LISTED ENTRIES:
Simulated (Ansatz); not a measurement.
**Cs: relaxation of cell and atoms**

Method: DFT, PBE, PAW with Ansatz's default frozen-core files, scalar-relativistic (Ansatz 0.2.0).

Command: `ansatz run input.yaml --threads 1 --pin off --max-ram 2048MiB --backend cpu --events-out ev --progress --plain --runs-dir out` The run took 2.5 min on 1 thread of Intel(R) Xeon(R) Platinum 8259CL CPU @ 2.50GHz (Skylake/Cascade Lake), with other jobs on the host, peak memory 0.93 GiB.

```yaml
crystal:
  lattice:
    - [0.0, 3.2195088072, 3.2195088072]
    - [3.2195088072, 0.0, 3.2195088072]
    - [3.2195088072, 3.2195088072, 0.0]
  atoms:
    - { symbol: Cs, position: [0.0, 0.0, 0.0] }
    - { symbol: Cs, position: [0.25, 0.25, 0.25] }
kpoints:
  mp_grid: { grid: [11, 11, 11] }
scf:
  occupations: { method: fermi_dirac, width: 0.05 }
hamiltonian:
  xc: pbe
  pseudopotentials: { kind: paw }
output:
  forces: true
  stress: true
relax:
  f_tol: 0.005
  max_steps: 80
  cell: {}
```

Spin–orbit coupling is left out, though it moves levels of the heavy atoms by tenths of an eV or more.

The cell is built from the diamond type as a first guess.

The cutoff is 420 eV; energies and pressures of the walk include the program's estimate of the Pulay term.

WORK INSTRUCTION: Beginning with the first line, transcribe the complete listing exactly.

WRITTEN ANSWER:
Simulated (Ansatz); not a measurement.
**Cs: relaxation of cell and atoms**

Method: DFT, PBE, PAW with Ansatz's default frozen-core files, scalar-relativistic (Ansatz 0.2.0).

Command: `ansatz run input.yaml --threads 1 --pin off --max-ram 2048MiB --backend cpu --events-out ev --progress --plain --runs-dir out` The run took 2.5 min on 1 thread of Intel(R) Xeon(R) Platinum 8259CL CPU @ 2.50GHz (Skylake/Cascade Lake), with other jobs on the host, peak memory 0.93 GiB.

```yaml
crystal:
  lattice:
    - [0.0, 3.2195088072, 3.2195088072]
    - [3.2195088072, 0.0, 3.2195088072]
    - [3.2195088072, 3.2195088072, 0.0]
  atoms:
    - { symbol: Cs, position: [0.0, 0.0, 0.0] }
    - { symbol: Cs, position: [0.25, 0.25, 0.25] }
kpoints:
  mp_grid: { grid: [11, 11, 11] }
scf:
  occupations: { method: fermi_dirac, width: 0.05 }
hamiltonian:
  xc: pbe
  pseudopotentials: { kind: paw }
output:
  forces: true
  stress: true
relax:
  f_tol: 0.005
  max_steps: 80
  cell: {}
```

Spin–orbit coupling is left out, though it moves levels of the heavy atoms by tenths of an eV or more.

The cell is built from the diamond type as a first guess.

The cutoff is 420 eV; energies and pressures of the walk include the program's estimate of the Pulay term.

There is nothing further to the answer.